# Work task
Repeat only the lines below from the one containing "- First axis: angle" through the one containing "- Energies are", inclusive, exactly as written.

Data section below:

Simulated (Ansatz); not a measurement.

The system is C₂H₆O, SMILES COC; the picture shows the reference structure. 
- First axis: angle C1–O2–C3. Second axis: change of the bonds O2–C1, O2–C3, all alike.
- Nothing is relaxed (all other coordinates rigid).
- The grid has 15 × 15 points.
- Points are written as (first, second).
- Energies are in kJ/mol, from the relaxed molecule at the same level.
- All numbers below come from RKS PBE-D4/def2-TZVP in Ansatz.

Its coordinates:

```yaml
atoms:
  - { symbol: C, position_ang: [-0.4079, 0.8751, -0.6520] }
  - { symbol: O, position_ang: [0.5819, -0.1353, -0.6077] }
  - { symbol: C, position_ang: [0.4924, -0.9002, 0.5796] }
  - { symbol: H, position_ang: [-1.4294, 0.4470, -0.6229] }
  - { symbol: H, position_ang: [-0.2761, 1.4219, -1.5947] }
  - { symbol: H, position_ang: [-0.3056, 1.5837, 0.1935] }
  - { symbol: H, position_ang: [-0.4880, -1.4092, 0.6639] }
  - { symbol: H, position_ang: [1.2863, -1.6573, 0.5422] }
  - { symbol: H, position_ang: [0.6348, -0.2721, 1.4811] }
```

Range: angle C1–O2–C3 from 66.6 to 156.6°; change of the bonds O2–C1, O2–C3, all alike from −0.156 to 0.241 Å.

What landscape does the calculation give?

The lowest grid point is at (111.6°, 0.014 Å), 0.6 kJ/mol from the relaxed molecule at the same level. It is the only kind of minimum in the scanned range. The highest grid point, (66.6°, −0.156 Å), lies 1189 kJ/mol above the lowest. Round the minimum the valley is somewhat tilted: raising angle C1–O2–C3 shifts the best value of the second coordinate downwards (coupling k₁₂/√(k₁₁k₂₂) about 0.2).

End of Data section.

# Solution
- First axis: angle C1–O2–C3. Second axis: change of the bonds O2–C1, O2–C3, all alike.
- Nothing is relaxed (all other coordinates rigid).
- The grid has 15 × 15 points.
- Points are written as (first, second).
- Energies are in kJ/mol, from the relaxed molecule at the same level.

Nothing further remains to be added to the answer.